__Work task__. A complete copy of the entries, exactly as written, is the expected result.

__Dataset records__.
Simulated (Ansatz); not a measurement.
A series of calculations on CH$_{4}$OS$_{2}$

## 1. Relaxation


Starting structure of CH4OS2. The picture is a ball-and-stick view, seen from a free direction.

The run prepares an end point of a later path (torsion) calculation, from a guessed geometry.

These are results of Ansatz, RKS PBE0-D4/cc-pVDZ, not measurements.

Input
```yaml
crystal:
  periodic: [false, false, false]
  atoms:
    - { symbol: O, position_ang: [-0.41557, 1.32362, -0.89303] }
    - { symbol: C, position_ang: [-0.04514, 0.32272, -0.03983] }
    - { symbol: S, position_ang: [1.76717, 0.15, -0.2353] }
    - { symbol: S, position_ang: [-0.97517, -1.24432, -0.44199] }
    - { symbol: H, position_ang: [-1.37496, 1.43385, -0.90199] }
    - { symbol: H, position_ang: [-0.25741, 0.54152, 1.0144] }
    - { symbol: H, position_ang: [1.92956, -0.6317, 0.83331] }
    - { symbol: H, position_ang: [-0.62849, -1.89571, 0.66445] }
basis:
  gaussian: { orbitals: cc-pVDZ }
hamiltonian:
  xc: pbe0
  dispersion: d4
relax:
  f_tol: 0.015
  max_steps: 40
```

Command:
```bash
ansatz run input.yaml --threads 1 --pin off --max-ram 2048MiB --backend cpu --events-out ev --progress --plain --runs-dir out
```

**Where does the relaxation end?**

__Answer space__.
Simulated (Ansatz); not a measurement.
A series of calculations on CH$_{4}$OS$_{2}$

## 1. Relaxation


Starting structure of CH4OS2. The picture is a ball-and-stick view, seen from a free direction.

The run prepares an end point of a later path (torsion) calculation, from a guessed geometry.

These are results of Ansatz, RKS PBE0-D4/cc-pVDZ, not measurements.

Input
```yaml
crystal:
  periodic: [false, false, false]
  atoms:
    - { symbol: O, position_ang: [-0.41557, 1.32362, -0.89303] }
    - { symbol: C, position_ang: [-0.04514, 0.32272, -0.03983] }
    - { symbol: S, position_ang: [1.76717, 0.15, -0.2353] }
    - { symbol: S, position_ang: [-0.97517, -1.24432, -0.44199] }
    - { symbol: H, position_ang: [-1.37496, 1.43385, -0.90199] }
    - { symbol: H, position_ang: [-0.25741, 0.54152, 1.0144] }
    - { symbol: H, position_ang: [1.92956, -0.6317, 0.83331] }
    - { symbol: H, position_ang: [-0.62849, -1.89571, 0.66445] }
basis:
  gaussian: { orbitals: cc-pVDZ }
hamiltonian:
  xc: pbe0
  dispersion: d4
relax:
  f_tol: 0.015
  max_steps: 40
```

Command:
```bash
ansatz run input.yaml --threads 1 --pin off --max-ram 2048MiB --backend cpu --events-out ev --progress --plain --runs-dir out
```

**Where does the relaxation end?**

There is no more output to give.